- - -

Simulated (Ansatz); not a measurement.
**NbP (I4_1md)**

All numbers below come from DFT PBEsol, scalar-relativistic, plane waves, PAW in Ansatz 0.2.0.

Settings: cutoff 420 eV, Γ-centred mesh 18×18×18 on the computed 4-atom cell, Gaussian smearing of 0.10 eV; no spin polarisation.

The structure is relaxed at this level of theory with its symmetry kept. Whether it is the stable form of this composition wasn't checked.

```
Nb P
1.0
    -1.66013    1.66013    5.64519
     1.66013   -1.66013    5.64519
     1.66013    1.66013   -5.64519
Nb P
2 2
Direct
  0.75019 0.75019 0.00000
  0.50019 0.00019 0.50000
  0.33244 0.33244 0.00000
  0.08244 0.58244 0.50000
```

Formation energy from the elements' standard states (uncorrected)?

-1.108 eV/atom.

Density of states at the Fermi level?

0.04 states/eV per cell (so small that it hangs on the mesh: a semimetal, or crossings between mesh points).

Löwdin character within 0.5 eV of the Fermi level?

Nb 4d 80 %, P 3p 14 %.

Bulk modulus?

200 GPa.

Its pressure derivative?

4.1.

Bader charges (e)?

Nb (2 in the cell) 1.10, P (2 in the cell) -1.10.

- - -

Taking the listing above, write all of it out exactly.

Simulated (Ansatz); not a measurement.
**NbP (I4_1md)**

All numbers below come from DFT PBEsol, scalar-relativistic, plane waves, PAW in Ansatz 0.2.0.

Settings: cutoff 420 eV, Γ-centred mesh 18×18×18 on the computed 4-atom cell, Gaussian smearing of 0.10 eV; no spin polarisation.

The structure is relaxed at this level of theory with its symmetry kept. Whether it is the stable form of this composition wasn't checked.

```
Nb P
1.0
    -1.66013    1.66013    5.64519
     1.66013   -1.66013    5.64519
     1.66013    1.66013   -5.64519
Nb P
2 2
Direct
  0.75019 0.75019 0.00000
  0.50019 0.00019 0.50000
  0.33244 0.33244 0.00000
  0.08244 0.58244 0.50000
```

Formation energy from the elements' standard states (uncorrected)?

-1.108 eV/atom.

Density of states at the Fermi level?

0.04 states/eV per cell (so small that it hangs on the mesh: a semimetal, or crossings between mesh points).

Löwdin character within 0.5 eV of the Fermi level?

Nb 4d 80 %, P 3p 14 %.

Bulk modulus?

200 GPa.

Its pressure derivative?

4.1.

Bader charges (e)?

Nb (2 in the cell) 1.10, P (2 in the cell) -1.10.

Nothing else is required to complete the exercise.